_TASK ITEM_. Please return every record below exactly as it stands.

_RECORDED DATA_.
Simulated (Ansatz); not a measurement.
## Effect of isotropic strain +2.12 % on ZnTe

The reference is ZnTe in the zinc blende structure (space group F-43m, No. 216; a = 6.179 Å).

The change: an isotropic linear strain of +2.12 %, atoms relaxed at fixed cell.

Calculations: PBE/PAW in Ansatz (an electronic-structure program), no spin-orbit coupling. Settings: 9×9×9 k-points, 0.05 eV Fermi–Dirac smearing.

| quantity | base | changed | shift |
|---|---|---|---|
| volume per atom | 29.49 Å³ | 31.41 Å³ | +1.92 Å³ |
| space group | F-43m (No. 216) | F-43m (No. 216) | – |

_TASK SOLUTION_.
Simulated (Ansatz); not a measurement.
## Effect of isotropic strain +2.12 % on ZnTe

The reference is ZnTe in the zinc blende structure (space group F-43m, No. 216; a = 6.179 Å).

The change: an isotropic linear strain of +2.12 %, atoms relaxed at fixed cell.

Calculations: PBE/PAW in Ansatz (an electronic-structure program), no spin-orbit coupling. Settings: 9×9×9 k-points, 0.05 eV Fermi–Dirac smearing.

| quantity | base | changed | shift |
|---|---|---|---|
| volume per atom | 29.49 Å³ | 31.41 Å³ | +1.92 Å³ |
| space group | F-43m (No. 216) | F-43m (No. 216) | – |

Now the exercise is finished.